▶ _WORK REQUEST_
Starting at the first line of the entries below, output every line exactly, up to and including the line with "These are PBE".

▶ _DATA RECORDS_
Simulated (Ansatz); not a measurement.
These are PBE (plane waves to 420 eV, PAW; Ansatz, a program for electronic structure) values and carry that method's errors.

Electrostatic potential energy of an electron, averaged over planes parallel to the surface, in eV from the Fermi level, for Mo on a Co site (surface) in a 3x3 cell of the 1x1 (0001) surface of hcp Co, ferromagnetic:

▶ _EXERCISE RESULT_
Simulated (Ansatz); not a measurement.
These are PBE (plane waves to 420 eV, PAW; Ansatz, a program for electronic structure) values and carry that method's errors.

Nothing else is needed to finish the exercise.